Work request:
All lines from the first line of the material up to and including the line with "No spin polarisation in the result." must be copied exactly, and no others.

##### Data provided #####

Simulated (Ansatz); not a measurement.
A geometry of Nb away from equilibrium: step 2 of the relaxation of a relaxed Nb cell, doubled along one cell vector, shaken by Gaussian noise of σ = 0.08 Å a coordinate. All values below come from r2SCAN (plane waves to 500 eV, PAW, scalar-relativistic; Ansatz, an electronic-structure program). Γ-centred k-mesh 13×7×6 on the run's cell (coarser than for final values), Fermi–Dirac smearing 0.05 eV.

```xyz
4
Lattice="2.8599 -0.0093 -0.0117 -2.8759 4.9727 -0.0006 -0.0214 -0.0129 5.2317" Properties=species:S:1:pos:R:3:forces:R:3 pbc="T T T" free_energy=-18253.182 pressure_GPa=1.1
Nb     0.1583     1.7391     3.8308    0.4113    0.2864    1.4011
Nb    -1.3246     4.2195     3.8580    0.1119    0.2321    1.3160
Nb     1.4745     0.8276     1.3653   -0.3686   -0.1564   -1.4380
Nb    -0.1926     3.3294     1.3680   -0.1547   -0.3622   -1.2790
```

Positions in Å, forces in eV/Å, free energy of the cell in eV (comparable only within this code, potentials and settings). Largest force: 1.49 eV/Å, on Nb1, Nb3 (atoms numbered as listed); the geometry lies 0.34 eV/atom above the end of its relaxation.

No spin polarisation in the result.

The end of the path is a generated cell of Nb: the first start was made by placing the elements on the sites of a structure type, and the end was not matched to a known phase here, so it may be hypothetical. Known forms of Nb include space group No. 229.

#####

Written response:
Simulated (Ansatz); not a measurement.
A geometry of Nb away from equilibrium: step 2 of the relaxation of a relaxed Nb cell, doubled along one cell vector, shaken by Gaussian noise of σ = 0.08 Å a coordinate. All values below come from r2SCAN (plane waves to 500 eV, PAW, scalar-relativistic; Ansatz, an electronic-structure program). Γ-centred k-mesh 13×7×6 on the run's cell (coarser than for final values), Fermi–Dirac smearing 0.05 eV.

```xyz
4
Lattice="2.8599 -0.0093 -0.0117 -2.8759 4.9727 -0.0006 -0.0214 -0.0129 5.2317" Properties=species:S:1:pos:R:3:forces:R:3 pbc="T T T" free_energy=-18253.182 pressure_GPa=1.1
Nb     0.1583     1.7391     3.8308    0.4113    0.2864    1.4011
Nb    -1.3246     4.2195     3.8580    0.1119    0.2321    1.3160
Nb     1.4745     0.8276     1.3653   -0.3686   -0.1564   -1.4380
Nb    -0.1926     3.3294     1.3680   -0.1547   -0.3622   -1.2790
```

Positions in Å, forces in eV/Å, free energy of the cell in eV (comparable only within this code, potentials and settings). Largest force: 1.49 eV/Å, on Nb1, Nb3 (atoms numbered as listed); the geometry lies 0.34 eV/atom above the end of its relaxation.

No spin polarisation in the result.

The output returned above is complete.